• EXERCISE:
Give every line of the records exactly, please, from the first up to and including the one containing "By 2.3 pore volumes.".

** DATA RECORDS follows **
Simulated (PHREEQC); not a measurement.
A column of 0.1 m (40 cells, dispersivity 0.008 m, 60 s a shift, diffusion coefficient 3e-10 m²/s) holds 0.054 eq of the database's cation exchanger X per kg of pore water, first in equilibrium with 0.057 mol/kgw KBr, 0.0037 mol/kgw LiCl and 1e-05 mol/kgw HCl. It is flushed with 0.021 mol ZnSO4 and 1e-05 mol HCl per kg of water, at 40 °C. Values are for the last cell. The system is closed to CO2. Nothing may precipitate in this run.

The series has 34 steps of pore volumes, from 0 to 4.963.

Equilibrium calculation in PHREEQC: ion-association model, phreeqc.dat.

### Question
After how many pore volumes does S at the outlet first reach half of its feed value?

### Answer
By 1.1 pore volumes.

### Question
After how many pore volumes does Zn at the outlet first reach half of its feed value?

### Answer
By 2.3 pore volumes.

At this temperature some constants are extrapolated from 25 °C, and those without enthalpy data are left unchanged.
** End of DATA RECORDS **

• EXPECTED ANSWER:
Simulated (PHREEQC); not a measurement.
A column of 0.1 m (40 cells, dispersivity 0.008 m, 60 s a shift, diffusion coefficient 3e-10 m²/s) holds 0.054 eq of the database's cation exchanger X per kg of pore water, first in equilibrium with 0.057 mol/kgw KBr, 0.0037 mol/kgw LiCl and 1e-05 mol/kgw HCl. It is flushed with 0.021 mol ZnSO4 and 1e-05 mol HCl per kg of water, at 40 °C. Values are for the last cell. The system is closed to CO2. Nothing may precipitate in this run.

The series has 34 steps of pore volumes, from 0 to 4.963.

Equilibrium calculation in PHREEQC: ion-association model, phreeqc.dat.

### Question
After how many pore volumes does S at the outlet first reach half of its feed value?

### Answer
By 1.1 pore volumes.

### Question
After how many pore volumes does Zn at the outlet first reach half of its feed value?

### Answer
By 2.3 pore volumes.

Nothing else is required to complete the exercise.